*Data section*:
────────

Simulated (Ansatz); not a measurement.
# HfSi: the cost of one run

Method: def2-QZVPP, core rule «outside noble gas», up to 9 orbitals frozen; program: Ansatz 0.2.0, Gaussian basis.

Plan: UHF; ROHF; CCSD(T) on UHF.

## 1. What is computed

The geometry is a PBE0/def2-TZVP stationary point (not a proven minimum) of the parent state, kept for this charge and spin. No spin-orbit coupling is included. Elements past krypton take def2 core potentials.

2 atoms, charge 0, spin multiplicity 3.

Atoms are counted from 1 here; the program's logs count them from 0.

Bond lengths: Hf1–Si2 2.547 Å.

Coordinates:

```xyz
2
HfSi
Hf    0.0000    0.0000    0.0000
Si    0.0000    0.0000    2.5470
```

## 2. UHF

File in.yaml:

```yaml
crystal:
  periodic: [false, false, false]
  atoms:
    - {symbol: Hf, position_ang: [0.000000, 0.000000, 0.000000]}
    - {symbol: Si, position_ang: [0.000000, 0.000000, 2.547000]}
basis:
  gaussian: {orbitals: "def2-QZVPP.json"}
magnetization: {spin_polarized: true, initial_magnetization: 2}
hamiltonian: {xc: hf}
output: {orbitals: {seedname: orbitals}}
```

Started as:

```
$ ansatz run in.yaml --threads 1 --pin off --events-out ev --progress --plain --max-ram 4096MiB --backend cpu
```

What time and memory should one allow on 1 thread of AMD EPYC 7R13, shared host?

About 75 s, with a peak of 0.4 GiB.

────────

*Work task*:
A verbatim transcription is required: the first line of the listing, the line containing "What time and", and every line between them.

*Written reply*:
Simulated (Ansatz); not a measurement.
# HfSi: the cost of one run

Method: def2-QZVPP, core rule «outside noble gas», up to 9 orbitals frozen; program: Ansatz 0.2.0, Gaussian basis.

Plan: UHF; ROHF; CCSD(T) on UHF.

## 1. What is computed

The geometry is a PBE0/def2-TZVP stationary point (not a proven minimum) of the parent state, kept for this charge and spin. No spin-orbit coupling is included. Elements past krypton take def2 core potentials.

2 atoms, charge 0, spin multiplicity 3.

Atoms are counted from 1 here; the program's logs count them from 0.

Bond lengths: Hf1–Si2 2.547 Å.

Coordinates:

```xyz
2
HfSi
Hf    0.0000    0.0000    0.0000
Si    0.0000    0.0000    2.5470
```

## 2. UHF

File in.yaml:

```yaml
crystal:
  periodic: [false, false, false]
  atoms:
    - {symbol: Hf, position_ang: [0.000000, 0.000000, 0.000000]}
    - {symbol: Si, position_ang: [0.000000, 0.000000, 2.547000]}
basis:
  gaussian: {orbitals: "def2-QZVPP.json"}
magnetization: {spin_polarized: true, initial_magnetization: 2}
hamiltonian: {xc: hf}
output: {orbitals: {seedname: orbitals}}
```

Started as:

```
$ ansatz run in.yaml --threads 1 --pin off --events-out ev --progress --plain --max-ram 4096MiB --backend cpu
```

What time and memory should one allow on 1 thread of AMD EPYC 7R13, shared host?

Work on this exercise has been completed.